§

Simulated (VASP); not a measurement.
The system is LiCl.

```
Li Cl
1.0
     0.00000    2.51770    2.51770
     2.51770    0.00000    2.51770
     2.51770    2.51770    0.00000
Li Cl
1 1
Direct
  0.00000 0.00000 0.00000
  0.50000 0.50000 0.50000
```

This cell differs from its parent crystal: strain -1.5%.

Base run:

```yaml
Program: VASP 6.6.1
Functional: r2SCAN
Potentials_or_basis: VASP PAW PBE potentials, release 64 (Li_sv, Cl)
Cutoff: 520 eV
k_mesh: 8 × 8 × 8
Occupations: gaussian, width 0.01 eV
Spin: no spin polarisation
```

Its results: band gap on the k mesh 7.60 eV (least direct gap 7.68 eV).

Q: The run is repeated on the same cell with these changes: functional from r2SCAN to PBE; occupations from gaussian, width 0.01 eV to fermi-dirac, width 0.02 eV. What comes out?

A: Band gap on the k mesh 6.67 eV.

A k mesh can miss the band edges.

§

**Activity:**
Print, please, the lines above from the very first through the one that holds "A: Band gap on the k mesh 6.67 eV.", both included, word for word and with nothing else.

**Answer box:**
Simulated (VASP); not a measurement.
The system is LiCl.

```
Li Cl
1.0
     0.00000    2.51770    2.51770
     2.51770    0.00000    2.51770
     2.51770    2.51770    0.00000
Li Cl
1 1
Direct
  0.00000 0.00000 0.00000
  0.50000 0.50000 0.50000
```

This cell differs from its parent crystal: strain -1.5%.

Base run:

```yaml
Program: VASP 6.6.1
Functional: r2SCAN
Potentials_or_basis: VASP PAW PBE potentials, release 64 (Li_sv, Cl)
Cutoff: 520 eV
k_mesh: 8 × 8 × 8
Occupations: gaussian, width 0.01 eV
Spin: no spin polarisation
```

Its results: band gap on the k mesh 7.60 eV (least direct gap 7.68 eV).

Q: The run is repeated on the same cell with these changes: functional from r2SCAN to PBE; occupations from gaussian, width 0.01 eV to fermi-dirac, width 0.02 eV. What comes out?

A: Band gap on the k mesh 6.67 eV.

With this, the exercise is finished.